#### EXERCISE
Your answer should be the complete set of entries, transcribed exactly.

*** Block opens ***
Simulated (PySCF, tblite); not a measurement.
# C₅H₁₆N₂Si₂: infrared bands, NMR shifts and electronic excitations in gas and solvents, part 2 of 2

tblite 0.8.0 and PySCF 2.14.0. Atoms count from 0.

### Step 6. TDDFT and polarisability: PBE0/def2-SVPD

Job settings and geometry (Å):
*** Block closes ***

#### EXERCISE SOLUTION
Simulated (PySCF, tblite); not a measurement.
# C₅H₁₆N₂Si₂: infrared bands, NMR shifts and electronic excitations in gas and solvents, part 2 of 2

tblite 0.8.0 and PySCF 2.14.0. Atoms count from 0.

### Step 6. TDDFT and polarisability: PBE0/def2-SVPD

Job settings and geometry (Å):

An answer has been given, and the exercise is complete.